*ACTION ITEM*: Look through the data below and extract, unchanged, the lines from the one that contains "Input: 1 mol" to the one that contains "Cantera equilibrium calculation", both included.

§ §
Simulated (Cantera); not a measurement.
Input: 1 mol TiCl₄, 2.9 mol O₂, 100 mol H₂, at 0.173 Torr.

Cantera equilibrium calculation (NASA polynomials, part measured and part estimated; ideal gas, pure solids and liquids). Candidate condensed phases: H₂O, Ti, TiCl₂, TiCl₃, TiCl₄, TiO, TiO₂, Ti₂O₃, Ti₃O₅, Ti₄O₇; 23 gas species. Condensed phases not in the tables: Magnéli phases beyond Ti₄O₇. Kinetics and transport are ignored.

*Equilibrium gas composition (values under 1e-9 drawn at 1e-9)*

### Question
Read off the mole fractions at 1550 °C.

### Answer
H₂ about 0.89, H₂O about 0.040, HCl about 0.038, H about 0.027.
§ §

*EXERCISE RESPONSE*:
Input: 1 mol TiCl₄, 2.9 mol O₂, 100 mol H₂, at 0.173 Torr.

Cantera equilibrium calculation (NASA polynomials, part measured and part estimated; ideal gas, pure solids and liquids). Candidate condensed phases: H₂O, Ti, TiCl₂, TiCl₃, TiCl₄, TiO, TiO₂, Ti₂O₃, Ti₃O₅, Ti₄O₇; 23 gas species. Condensed phases not in the tables: Magnéli phases beyond Ti₄O₇. Kinetics and transport are ignored.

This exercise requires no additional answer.